TASK ITEM>
Give back every entry, copied exactly.

INFORMATION SUPPLIED>
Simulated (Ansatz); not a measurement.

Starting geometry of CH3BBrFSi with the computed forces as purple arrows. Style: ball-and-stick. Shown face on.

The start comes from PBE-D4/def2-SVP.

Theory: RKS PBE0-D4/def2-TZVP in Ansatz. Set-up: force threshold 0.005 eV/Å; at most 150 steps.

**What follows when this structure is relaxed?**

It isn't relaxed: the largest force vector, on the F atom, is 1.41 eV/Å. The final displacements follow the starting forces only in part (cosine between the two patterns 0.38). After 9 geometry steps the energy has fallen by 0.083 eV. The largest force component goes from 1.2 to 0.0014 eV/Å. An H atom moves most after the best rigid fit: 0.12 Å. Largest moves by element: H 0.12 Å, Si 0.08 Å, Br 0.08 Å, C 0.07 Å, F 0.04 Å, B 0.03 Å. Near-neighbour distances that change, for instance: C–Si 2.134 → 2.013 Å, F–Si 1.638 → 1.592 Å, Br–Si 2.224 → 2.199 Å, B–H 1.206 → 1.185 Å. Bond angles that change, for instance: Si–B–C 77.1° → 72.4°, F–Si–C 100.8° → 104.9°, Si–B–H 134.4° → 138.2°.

EXERCISE OUTPUT>
Simulated (Ansatz); not a measurement.

Starting geometry of CH3BBrFSi with the computed forces as purple arrows. Style: ball-and-stick. Shown face on.

The start comes from PBE-D4/def2-SVP.

Theory: RKS PBE0-D4/def2-TZVP in Ansatz. Set-up: force threshold 0.005 eV/Å; at most 150 steps.

**What follows when this structure is relaxed?**

It isn't relaxed: the largest force vector, on the F atom, is 1.41 eV/Å. The final displacements follow the starting forces only in part (cosine between the two patterns 0.38). After 9 geometry steps the energy has fallen by 0.083 eV. The largest force component goes from 1.2 to 0.0014 eV/Å. An H atom moves most after the best rigid fit: 0.12 Å. Largest moves by element: H 0.12 Å, Si 0.08 Å, Br 0.08 Å, C 0.07 Å, F 0.04 Å, B 0.03 Å. Near-neighbour distances that change, for instance: C–Si 2.134 → 2.013 Å, F–Si 1.638 → 1.592 Å, Br–Si 2.224 → 2.199 Å, B–H 1.206 → 1.185 Å. Bond angles that change, for instance: Si–B–C 77.1° → 72.4°, F–Si–C 100.8° → 104.9°, Si–B–H 134.4° → 138.2°.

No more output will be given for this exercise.